#### Work order
Each line of the data must be reproduced as it appears.

= Beginning of Section =
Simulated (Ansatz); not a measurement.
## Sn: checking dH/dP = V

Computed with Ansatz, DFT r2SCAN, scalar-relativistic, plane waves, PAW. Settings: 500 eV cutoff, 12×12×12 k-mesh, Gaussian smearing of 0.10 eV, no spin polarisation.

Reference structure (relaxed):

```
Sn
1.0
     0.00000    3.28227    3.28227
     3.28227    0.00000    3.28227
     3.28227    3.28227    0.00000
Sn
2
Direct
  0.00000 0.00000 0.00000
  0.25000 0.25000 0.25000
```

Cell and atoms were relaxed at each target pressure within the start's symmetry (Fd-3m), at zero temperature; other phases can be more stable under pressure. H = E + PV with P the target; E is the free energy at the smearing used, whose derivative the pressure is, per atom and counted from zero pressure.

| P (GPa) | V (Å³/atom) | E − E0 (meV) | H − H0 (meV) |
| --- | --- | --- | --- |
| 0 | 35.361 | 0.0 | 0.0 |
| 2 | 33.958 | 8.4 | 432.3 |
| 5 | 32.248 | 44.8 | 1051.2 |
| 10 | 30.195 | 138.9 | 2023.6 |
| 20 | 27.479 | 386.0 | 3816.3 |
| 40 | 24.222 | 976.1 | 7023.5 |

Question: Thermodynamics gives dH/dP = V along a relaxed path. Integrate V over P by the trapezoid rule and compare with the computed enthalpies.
= End of Section =

#### Your solution
Simulated (Ansatz); not a measurement.
## Sn: checking dH/dP = V

Computed with Ansatz, DFT r2SCAN, scalar-relativistic, plane waves, PAW. Settings: 500 eV cutoff, 12×12×12 k-mesh, Gaussian smearing of 0.10 eV, no spin polarisation.

Reference structure (relaxed):

```
Sn
1.0
     0.00000    3.28227    3.28227
     3.28227    0.00000    3.28227
     3.28227    3.28227    0.00000
Sn
2
Direct
  0.00000 0.00000 0.00000
  0.25000 0.25000 0.25000
```

Cell and atoms were relaxed at each target pressure within the start's symmetry (Fd-3m), at zero temperature; other phases can be more stable under pressure. H = E + PV with P the target; E is the free energy at the smearing used, whose derivative the pressure is, per atom and counted from zero pressure.

| P (GPa) | V (Å³/atom) | E − E0 (meV) | H − H0 (meV) |
| --- | --- | --- | --- |
| 0 | 35.361 | 0.0 | 0.0 |
| 2 | 33.958 | 8.4 | 432.3 |
| 5 | 32.248 | 44.8 | 1051.2 |
| 10 | 30.195 | 138.9 | 2023.6 |
| 20 | 27.479 | 386.0 | 3816.3 |
| 40 | 24.222 | 976.1 | 7023.5 |

Question: Thermodynamics gives dH/dP = V along a relaxed path. Integrate V over P by the trapezoid rule and compare with the computed enthalpies.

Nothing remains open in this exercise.